> _Required action_:
In the entries that follow, copy exactly each line from the first through the line with "Band gap on the k mesh 4.00".

::::::::::

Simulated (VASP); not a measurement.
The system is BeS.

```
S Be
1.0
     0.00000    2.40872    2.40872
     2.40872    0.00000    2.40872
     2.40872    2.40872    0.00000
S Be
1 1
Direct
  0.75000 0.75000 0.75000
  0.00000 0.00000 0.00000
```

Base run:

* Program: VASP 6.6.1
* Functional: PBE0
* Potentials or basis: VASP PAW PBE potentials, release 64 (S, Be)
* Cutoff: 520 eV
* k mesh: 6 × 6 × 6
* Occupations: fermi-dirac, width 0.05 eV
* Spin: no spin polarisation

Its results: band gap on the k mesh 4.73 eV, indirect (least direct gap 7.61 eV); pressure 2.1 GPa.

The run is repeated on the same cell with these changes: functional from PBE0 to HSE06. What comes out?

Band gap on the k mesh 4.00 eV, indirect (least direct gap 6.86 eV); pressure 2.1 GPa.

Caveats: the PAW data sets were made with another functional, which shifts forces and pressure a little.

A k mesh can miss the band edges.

::::::::::

> _Expected answer_:
Simulated (VASP); not a measurement.
The system is BeS.

```
S Be
1.0
     0.00000    2.40872    2.40872
     2.40872    0.00000    2.40872
     2.40872    2.40872    0.00000
S Be
1 1
Direct
  0.75000 0.75000 0.75000
  0.00000 0.00000 0.00000
```

Base run:

* Program: VASP 6.6.1
* Functional: PBE0
* Potentials or basis: VASP PAW PBE potentials, release 64 (S, Be)
* Cutoff: 520 eV
* k mesh: 6 × 6 × 6
* Occupations: fermi-dirac, width 0.05 eV
* Spin: no spin polarisation

Its results: band gap on the k mesh 4.73 eV, indirect (least direct gap 7.61 eV); pressure 2.1 GPa.

The run is repeated on the same cell with these changes: functional from PBE0 to HSE06. What comes out?

Band gap on the k mesh 4.00 eV, indirect (least direct gap 6.86 eV); pressure 2.1 GPa.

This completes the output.